§ Information supplied
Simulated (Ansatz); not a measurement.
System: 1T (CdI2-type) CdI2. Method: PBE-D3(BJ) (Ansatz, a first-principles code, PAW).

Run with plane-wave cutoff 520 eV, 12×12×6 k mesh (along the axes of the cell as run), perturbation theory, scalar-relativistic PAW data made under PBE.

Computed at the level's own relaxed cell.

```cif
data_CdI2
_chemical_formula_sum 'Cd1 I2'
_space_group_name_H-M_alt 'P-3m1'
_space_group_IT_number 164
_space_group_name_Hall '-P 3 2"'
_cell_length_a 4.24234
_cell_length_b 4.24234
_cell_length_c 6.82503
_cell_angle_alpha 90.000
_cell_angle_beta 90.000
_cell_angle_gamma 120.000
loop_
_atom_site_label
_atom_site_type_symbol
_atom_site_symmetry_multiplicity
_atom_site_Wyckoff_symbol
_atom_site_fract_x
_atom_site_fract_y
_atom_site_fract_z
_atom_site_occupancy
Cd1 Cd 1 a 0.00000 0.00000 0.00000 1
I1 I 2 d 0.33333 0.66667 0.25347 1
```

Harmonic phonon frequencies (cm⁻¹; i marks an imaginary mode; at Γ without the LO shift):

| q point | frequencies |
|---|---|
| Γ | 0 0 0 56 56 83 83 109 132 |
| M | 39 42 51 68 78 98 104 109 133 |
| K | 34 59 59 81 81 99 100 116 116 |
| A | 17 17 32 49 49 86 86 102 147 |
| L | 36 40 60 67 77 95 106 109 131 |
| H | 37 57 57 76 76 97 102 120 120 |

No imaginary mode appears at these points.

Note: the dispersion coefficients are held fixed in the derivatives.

§ Exercise
Only the lines from the start of the material through the line containing "No imaginary mode appears at these points." should be repeated, and they should be repeated exactly.

§ Exercise answer
Simulated (Ansatz); not a measurement.
System: 1T (CdI2-type) CdI2. Method: PBE-D3(BJ) (Ansatz, a first-principles code, PAW).

Run with plane-wave cutoff 520 eV, 12×12×6 k mesh (along the axes of the cell as run), perturbation theory, scalar-relativistic PAW data made under PBE.

Computed at the level's own relaxed cell.

```cif
data_CdI2
_chemical_formula_sum 'Cd1 I2'
_space_group_name_H-M_alt 'P-3m1'
_space_group_IT_number 164
_space_group_name_Hall '-P 3 2"'
_cell_length_a 4.24234
_cell_length_b 4.24234
_cell_length_c 6.82503
_cell_angle_alpha 90.000
_cell_angle_beta 90.000
_cell_angle_gamma 120.000
loop_
_atom_site_label
_atom_site_type_symbol
_atom_site_symmetry_multiplicity
_atom_site_Wyckoff_symbol
_atom_site_fract_x
_atom_site_fract_y
_atom_site_fract_z
_atom_site_occupancy
Cd1 Cd 1 a 0.00000 0.00000 0.00000 1
I1 I 2 d 0.33333 0.66667 0.25347 1
```

Harmonic phonon frequencies (cm⁻¹; i marks an imaginary mode; at Γ without the LO shift):

| q point | frequencies |
|---|---|
| Γ | 0 0 0 56 56 83 83 109 132 |
| M | 39 42 51 68 78 98 104 109 133 |
| K | 34 59 59 81 81 99 100 116 116 |
| A | 17 17 32 49 49 86 86 102 147 |
| L | 36 40 60 67 77 95 106 109 131 |
| H | 37 57 57 76 76 97 102 120 120 |

No imaginary mode appears at these points.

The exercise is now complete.